*Work task:* Reproduce each line of the material precisely.

==== Entries supplied ====
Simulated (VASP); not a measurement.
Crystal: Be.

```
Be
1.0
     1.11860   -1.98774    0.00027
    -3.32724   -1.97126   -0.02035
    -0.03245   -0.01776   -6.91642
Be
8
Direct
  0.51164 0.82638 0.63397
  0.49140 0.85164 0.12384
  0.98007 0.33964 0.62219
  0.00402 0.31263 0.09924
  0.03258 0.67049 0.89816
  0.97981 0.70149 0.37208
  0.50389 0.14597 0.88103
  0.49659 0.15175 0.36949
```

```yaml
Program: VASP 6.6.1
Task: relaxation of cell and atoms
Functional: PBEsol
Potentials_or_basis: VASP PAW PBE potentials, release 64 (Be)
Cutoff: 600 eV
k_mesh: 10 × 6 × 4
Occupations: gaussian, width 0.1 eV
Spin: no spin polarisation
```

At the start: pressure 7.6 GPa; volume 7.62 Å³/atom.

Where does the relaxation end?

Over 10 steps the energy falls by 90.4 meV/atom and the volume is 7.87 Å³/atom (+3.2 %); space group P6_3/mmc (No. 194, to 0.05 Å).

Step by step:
====

*Solution:*
Simulated (VASP); not a measurement.
Crystal: Be.

```
Be
1.0
     1.11860   -1.98774    0.00027
    -3.32724   -1.97126   -0.02035
    -0.03245   -0.01776   -6.91642
Be
8
Direct
  0.51164 0.82638 0.63397
  0.49140 0.85164 0.12384
  0.98007 0.33964 0.62219
  0.00402 0.31263 0.09924
  0.03258 0.67049 0.89816
  0.97981 0.70149 0.37208
  0.50389 0.14597 0.88103
  0.49659 0.15175 0.36949
```

```yaml
Program: VASP 6.6.1
Task: relaxation of cell and atoms
Functional: PBEsol
Potentials_or_basis: VASP PAW PBE potentials, release 64 (Be)
Cutoff: 600 eV
k_mesh: 10 × 6 × 4
Occupations: gaussian, width 0.1 eV
Spin: no spin polarisation
```

At the start: pressure 7.6 GPa; volume 7.62 Å³/atom.

Where does the relaxation end?

Over 10 steps the energy falls by 90.4 meV/atom and the volume is 7.87 Å³/atom (+3.2 %); space group P6_3/mmc (No. 194, to 0.05 Å).

Step by step:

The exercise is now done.